(Data records):
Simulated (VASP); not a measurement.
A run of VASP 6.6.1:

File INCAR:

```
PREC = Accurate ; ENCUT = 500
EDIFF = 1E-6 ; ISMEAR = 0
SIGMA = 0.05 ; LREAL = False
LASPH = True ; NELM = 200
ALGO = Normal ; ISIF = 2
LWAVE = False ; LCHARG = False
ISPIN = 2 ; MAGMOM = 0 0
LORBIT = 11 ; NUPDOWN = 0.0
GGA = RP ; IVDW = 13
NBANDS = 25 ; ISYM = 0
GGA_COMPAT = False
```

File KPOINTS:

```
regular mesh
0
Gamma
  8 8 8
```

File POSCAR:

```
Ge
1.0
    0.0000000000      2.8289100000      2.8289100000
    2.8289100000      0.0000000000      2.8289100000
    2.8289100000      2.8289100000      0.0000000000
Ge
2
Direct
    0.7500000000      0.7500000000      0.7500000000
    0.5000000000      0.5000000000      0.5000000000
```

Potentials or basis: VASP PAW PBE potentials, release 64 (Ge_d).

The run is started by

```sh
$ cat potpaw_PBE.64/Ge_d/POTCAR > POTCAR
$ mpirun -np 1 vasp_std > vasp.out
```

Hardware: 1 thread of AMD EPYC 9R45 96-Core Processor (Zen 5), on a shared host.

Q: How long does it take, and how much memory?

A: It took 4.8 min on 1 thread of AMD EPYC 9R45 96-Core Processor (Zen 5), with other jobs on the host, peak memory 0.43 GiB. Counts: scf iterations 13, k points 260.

(Work request):
In the reply, include exactly the lines from the beginning of the entries above through the line holding "Q: How long", and nothing besides.

(Written answer):
Simulated (VASP); not a measurement.
A run of VASP 6.6.1:

File INCAR:

```
PREC = Accurate ; ENCUT = 500
EDIFF = 1E-6 ; ISMEAR = 0
SIGMA = 0.05 ; LREAL = False
LASPH = True ; NELM = 200
ALGO = Normal ; ISIF = 2
LWAVE = False ; LCHARG = False
ISPIN = 2 ; MAGMOM = 0 0
LORBIT = 11 ; NUPDOWN = 0.0
GGA = RP ; IVDW = 13
NBANDS = 25 ; ISYM = 0
GGA_COMPAT = False
```

File KPOINTS:

```
regular mesh
0
Gamma
  8 8 8
```

File POSCAR:

```
Ge
1.0
    0.0000000000      2.8289100000      2.8289100000
    2.8289100000      0.0000000000      2.8289100000
    2.8289100000      2.8289100000      0.0000000000
Ge
2
Direct
    0.7500000000      0.7500000000      0.7500000000
    0.5000000000      0.5000000000      0.5000000000
```

Potentials or basis: VASP PAW PBE potentials, release 64 (Ge_d).

The run is started by

```sh
$ cat potpaw_PBE.64/Ge_d/POTCAR > POTCAR
$ mpirun -np 1 vasp_std > vasp.out
```

Hardware: 1 thread of AMD EPYC 9R45 96-Core Processor (Zen 5), on a shared host.

Q: How long does it take, and how much memory?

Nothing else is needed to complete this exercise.